• **DATASET RECORDS**
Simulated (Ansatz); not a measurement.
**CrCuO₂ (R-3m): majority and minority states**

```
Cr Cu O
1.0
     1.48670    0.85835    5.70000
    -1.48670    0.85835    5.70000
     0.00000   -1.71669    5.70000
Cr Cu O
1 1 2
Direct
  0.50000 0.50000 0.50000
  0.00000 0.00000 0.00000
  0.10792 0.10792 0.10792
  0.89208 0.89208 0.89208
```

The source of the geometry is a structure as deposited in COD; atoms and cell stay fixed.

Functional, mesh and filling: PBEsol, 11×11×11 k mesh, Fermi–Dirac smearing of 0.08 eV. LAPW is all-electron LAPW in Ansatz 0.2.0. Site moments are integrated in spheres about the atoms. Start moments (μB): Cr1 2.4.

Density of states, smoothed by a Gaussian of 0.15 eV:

• **REQUIREMENT**
From the material above, copy exactly the lines between the line holding "The source of" and the line holding "Functional, mesh and", inclusive, and only those.

• **EXERCISE RESPONSE**
The source of the geometry is a structure as deposited in COD; atoms and cell stay fixed.

Functional, mesh and filling: PBEsol, 11×11×11 k mesh, Fermi–Dirac smearing of 0.08 eV. LAPW is all-electron LAPW in Ansatz 0.2.0. Site moments are integrated in spheres about the atoms. Start moments (μB): Cr1 2.4.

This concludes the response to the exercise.